▶ **Dataset content**
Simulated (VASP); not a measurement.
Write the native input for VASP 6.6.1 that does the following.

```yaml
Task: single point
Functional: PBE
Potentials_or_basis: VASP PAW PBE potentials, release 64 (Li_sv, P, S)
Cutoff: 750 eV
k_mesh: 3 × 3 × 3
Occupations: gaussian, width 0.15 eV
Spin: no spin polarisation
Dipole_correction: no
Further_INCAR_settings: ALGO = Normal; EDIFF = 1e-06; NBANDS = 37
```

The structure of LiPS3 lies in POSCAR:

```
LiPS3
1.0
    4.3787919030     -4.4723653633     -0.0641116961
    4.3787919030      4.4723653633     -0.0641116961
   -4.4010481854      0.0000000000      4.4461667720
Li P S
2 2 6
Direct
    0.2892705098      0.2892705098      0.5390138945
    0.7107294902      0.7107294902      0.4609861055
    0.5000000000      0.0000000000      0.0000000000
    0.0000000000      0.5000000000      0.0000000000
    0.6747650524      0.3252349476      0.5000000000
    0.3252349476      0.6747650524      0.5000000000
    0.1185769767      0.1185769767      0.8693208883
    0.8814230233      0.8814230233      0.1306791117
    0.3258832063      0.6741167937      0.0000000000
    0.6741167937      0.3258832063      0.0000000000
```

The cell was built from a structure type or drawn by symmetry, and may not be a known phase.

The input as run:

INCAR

▶ **Action item**
Retype the entries shown above. Keep every word exactly as it is.

▶ **Task answer**
Simulated (VASP); not a measurement.
Write the native input for VASP 6.6.1 that does the following.

```yaml
Task: single point
Functional: PBE
Potentials_or_basis: VASP PAW PBE potentials, release 64 (Li_sv, P, S)
Cutoff: 750 eV
k_mesh: 3 × 3 × 3
Occupations: gaussian, width 0.15 eV
Spin: no spin polarisation
Dipole_correction: no
Further_INCAR_settings: ALGO = Normal; EDIFF = 1e-06; NBANDS = 37
```

The structure of LiPS3 lies in POSCAR:

```
LiPS3
1.0
    4.3787919030     -4.4723653633     -0.0641116961
    4.3787919030      4.4723653633     -0.0641116961
   -4.4010481854      0.0000000000      4.4461667720
Li P S
2 2 6
Direct
    0.2892705098      0.2892705098      0.5390138945
    0.7107294902      0.7107294902      0.4609861055
    0.5000000000      0.0000000000      0.0000000000
    0.0000000000      0.5000000000      0.0000000000
    0.6747650524      0.3252349476      0.5000000000
    0.3252349476      0.6747650524      0.5000000000
    0.1185769767      0.1185769767      0.8693208883
    0.8814230233      0.8814230233      0.1306791117
    0.3258832063      0.6741167937      0.0000000000
    0.6741167937      0.3258832063      0.0000000000
```

The cell was built from a structure type or drawn by symmetry, and may not be a known phase.

The input as run:

INCAR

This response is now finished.